■ ■ ■ ■
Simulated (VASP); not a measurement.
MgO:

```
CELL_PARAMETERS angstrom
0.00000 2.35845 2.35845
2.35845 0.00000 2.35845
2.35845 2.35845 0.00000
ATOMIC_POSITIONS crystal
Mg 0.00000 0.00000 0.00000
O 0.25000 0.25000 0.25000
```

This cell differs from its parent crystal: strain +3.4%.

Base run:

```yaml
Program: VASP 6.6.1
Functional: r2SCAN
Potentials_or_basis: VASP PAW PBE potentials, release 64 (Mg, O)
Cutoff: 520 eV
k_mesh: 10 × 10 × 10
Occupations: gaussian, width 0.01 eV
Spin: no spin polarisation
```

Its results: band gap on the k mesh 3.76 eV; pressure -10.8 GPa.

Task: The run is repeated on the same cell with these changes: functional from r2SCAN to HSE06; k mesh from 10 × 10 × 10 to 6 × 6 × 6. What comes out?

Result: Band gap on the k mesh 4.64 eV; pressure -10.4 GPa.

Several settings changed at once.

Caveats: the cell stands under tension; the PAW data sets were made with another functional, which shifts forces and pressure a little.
■ ■ ■ ■

» Work request: Write out exactly the lines above between the line with "Task: The run" and the line with "Several settings changed at once.", inclusive, and nothing beyond them.

» Exercise solution:
Task: The run is repeated on the same cell with these changes: functional from r2SCAN to HSE06; k mesh from 10 × 10 × 10 to 6 × 6 × 6. What comes out?

Result: Band gap on the k mesh 4.64 eV; pressure -10.4 GPa.

Several settings changed at once.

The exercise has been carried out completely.